Source material below:

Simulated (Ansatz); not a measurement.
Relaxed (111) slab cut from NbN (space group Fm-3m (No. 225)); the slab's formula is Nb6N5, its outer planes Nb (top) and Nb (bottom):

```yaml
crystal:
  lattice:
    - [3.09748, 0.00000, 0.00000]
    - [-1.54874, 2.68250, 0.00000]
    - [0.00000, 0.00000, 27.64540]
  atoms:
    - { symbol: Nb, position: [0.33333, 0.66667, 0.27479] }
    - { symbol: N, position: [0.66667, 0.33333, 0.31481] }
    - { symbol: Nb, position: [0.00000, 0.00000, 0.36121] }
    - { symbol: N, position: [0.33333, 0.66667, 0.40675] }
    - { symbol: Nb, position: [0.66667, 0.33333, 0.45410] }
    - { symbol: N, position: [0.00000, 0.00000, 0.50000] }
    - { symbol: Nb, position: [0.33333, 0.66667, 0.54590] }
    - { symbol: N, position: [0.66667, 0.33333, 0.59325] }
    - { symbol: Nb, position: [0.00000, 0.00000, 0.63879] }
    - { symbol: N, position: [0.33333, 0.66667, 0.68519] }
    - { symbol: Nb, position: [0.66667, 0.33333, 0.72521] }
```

End of Source material.

Provide a verbatim reproduction of all the records.

Simulated (Ansatz); not a measurement.
Relaxed (111) slab cut from NbN (space group Fm-3m (No. 225)); the slab's formula is Nb6N5, its outer planes Nb (top) and Nb (bottom):

```yaml
crystal:
  lattice:
    - [3.09748, 0.00000, 0.00000]
    - [-1.54874, 2.68250, 0.00000]
    - [0.00000, 0.00000, 27.64540]
  atoms:
    - { symbol: Nb, position: [0.33333, 0.66667, 0.27479] }
    - { symbol: N, position: [0.66667, 0.33333, 0.31481] }
    - { symbol: Nb, position: [0.00000, 0.00000, 0.36121] }
    - { symbol: N, position: [0.33333, 0.66667, 0.40675] }
    - { symbol: Nb, position: [0.66667, 0.33333, 0.45410] }
    - { symbol: N, position: [0.00000, 0.00000, 0.50000] }
    - { symbol: Nb, position: [0.33333, 0.66667, 0.54590] }
    - { symbol: N, position: [0.66667, 0.33333, 0.59325] }
    - { symbol: Nb, position: [0.00000, 0.00000, 0.63879] }
    - { symbol: N, position: [0.33333, 0.66667, 0.68519] }
    - { symbol: Nb, position: [0.66667, 0.33333, 0.72521] }
```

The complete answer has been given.